## Work order
Could you restate every line of the data word for word?

## Supplied entries
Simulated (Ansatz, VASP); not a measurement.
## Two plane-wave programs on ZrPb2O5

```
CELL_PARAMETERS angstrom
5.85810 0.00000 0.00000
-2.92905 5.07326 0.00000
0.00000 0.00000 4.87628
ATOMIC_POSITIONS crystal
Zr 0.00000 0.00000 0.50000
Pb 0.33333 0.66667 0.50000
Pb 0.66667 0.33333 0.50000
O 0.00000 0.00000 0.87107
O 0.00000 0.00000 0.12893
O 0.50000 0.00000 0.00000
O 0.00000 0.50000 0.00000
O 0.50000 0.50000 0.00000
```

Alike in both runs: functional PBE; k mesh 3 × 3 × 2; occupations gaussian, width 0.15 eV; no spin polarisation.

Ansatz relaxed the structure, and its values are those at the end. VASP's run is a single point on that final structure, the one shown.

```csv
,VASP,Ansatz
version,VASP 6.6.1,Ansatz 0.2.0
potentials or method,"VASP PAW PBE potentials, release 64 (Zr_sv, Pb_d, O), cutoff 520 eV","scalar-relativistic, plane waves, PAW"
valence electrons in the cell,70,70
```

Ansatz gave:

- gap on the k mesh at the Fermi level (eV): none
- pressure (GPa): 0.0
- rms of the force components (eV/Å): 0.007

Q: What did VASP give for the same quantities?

## Your response
Simulated (Ansatz, VASP); not a measurement.
## Two plane-wave programs on ZrPb2O5

```
CELL_PARAMETERS angstrom
5.85810 0.00000 0.00000
-2.92905 5.07326 0.00000
0.00000 0.00000 4.87628
ATOMIC_POSITIONS crystal
Zr 0.00000 0.00000 0.50000
Pb 0.33333 0.66667 0.50000
Pb 0.66667 0.33333 0.50000
O 0.00000 0.00000 0.87107
O 0.00000 0.00000 0.12893
O 0.50000 0.00000 0.00000
O 0.00000 0.50000 0.00000
O 0.50000 0.50000 0.00000
```

Alike in both runs: functional PBE; k mesh 3 × 3 × 2; occupations gaussian, width 0.15 eV; no spin polarisation.

Ansatz relaxed the structure, and its values are those at the end. VASP's run is a single point on that final structure, the one shown.

```csv
,VASP,Ansatz
version,VASP 6.6.1,Ansatz 0.2.0
potentials or method,"VASP PAW PBE potentials, release 64 (Zr_sv, Pb_d, O), cutoff 520 eV","scalar-relativistic, plane waves, PAW"
valence electrons in the cell,70,70
```

Ansatz gave:

- gap on the k mesh at the Fermi level (eV): none
- pressure (GPa): 0.0
- rms of the force components (eV/Å): 0.007

Q: What did VASP give for the same quantities?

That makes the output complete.